● **Recorded information**
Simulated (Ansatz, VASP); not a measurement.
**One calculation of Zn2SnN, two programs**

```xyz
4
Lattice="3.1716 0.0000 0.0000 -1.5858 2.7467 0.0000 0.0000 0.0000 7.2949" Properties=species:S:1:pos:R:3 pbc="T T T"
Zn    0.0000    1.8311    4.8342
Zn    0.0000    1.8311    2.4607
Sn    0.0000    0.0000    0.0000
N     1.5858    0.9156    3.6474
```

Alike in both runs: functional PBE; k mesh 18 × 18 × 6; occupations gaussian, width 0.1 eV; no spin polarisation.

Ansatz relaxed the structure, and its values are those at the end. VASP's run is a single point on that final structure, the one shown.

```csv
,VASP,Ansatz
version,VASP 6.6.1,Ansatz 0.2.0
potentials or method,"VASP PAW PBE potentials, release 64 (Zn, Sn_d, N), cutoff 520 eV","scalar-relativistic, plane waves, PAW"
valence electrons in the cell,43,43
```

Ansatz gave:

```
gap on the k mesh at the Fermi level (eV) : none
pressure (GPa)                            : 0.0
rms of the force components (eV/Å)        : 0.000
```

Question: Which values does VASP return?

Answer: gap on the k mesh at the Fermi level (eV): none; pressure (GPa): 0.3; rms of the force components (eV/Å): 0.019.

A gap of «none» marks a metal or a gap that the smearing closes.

● **Work order**
Quote the listing word for word from its first line through the line in which "Alike in both" appears.

● **Result**
Simulated (Ansatz, VASP); not a measurement.
**One calculation of Zn2SnN, two programs**

```xyz
4
Lattice="3.1716 0.0000 0.0000 -1.5858 2.7467 0.0000 0.0000 0.0000 7.2949" Properties=species:S:1:pos:R:3 pbc="T T T"
Zn    0.0000    1.8311    4.8342
Zn    0.0000    1.8311    2.4607
Sn    0.0000    0.0000    0.0000
N     1.5858    0.9156    3.6474
```

Alike in both runs: functional PBE; k mesh 18 × 18 × 6; occupations gaussian, width 0.1 eV; no spin polarisation.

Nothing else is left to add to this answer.